[Start of Attachment]
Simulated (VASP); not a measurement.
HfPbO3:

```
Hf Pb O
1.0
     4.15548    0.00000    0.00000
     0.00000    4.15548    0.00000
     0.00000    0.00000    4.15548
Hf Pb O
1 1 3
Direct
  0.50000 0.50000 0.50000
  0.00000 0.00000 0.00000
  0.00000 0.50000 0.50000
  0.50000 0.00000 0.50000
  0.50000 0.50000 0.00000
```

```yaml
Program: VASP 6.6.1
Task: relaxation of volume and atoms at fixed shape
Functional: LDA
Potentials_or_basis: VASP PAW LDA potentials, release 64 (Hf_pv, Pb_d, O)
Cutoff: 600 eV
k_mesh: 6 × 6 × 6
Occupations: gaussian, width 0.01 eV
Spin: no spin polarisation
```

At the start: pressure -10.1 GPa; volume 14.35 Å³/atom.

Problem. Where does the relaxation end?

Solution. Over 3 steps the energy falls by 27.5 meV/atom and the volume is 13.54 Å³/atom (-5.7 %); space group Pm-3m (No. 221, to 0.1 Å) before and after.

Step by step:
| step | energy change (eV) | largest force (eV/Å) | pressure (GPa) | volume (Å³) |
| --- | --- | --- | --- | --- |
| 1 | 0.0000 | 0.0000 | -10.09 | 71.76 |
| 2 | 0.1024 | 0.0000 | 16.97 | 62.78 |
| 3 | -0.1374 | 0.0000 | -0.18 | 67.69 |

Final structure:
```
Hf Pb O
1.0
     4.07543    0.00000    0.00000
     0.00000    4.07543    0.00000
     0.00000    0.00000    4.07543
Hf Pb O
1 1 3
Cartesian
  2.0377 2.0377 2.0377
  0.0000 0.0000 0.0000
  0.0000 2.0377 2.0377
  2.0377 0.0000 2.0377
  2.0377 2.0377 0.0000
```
[End of Attachment]

→ Action item: Retype every line of the listing, word for word, from its opening line to the line that holds "Problem. Where does the relaxation end?", and include that last line too.

→ Answer space:
Simulated (VASP); not a measurement.
HfPbO3:

```
Hf Pb O
1.0
     4.15548    0.00000    0.00000
     0.00000    4.15548    0.00000
     0.00000    0.00000    4.15548
Hf Pb O
1 1 3
Direct
  0.50000 0.50000 0.50000
  0.00000 0.00000 0.00000
  0.00000 0.50000 0.50000
  0.50000 0.00000 0.50000
  0.50000 0.50000 0.00000
```

```yaml
Program: VASP 6.6.1
Task: relaxation of volume and atoms at fixed shape
Functional: LDA
Potentials_or_basis: VASP PAW LDA potentials, release 64 (Hf_pv, Pb_d, O)
Cutoff: 600 eV
k_mesh: 6 × 6 × 6
Occupations: gaussian, width 0.01 eV
Spin: no spin polarisation
```

At the start: pressure -10.1 GPa; volume 14.35 Å³/atom.

Problem. Where does the relaxation end?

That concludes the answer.